====

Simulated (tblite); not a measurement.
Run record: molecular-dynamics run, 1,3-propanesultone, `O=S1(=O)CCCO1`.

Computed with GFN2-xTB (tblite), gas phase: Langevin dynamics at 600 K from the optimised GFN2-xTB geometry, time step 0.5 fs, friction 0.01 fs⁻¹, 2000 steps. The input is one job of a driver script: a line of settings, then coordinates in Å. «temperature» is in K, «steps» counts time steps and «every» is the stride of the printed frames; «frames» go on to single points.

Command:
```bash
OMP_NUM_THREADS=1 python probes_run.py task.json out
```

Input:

====

◆ **Task item**
Each record above should be reproduced in full, exactly as it stands.

◆ **Solution**
Simulated (tblite); not a measurement.
Run record: molecular-dynamics run, 1,3-propanesultone, `O=S1(=O)CCCO1`.

Computed with GFN2-xTB (tblite), gas phase: Langevin dynamics at 600 K from the optimised GFN2-xTB geometry, time step 0.5 fs, friction 0.01 fs⁻¹, 2000 steps. The input is one job of a driver script: a line of settings, then coordinates in Å. «temperature» is in K, «steps» counts time steps and «every» is the stride of the printed frames; «frames» go on to single points.

Command:
```bash
OMP_NUM_THREADS=1 python probes_run.py task.json out
```

Input:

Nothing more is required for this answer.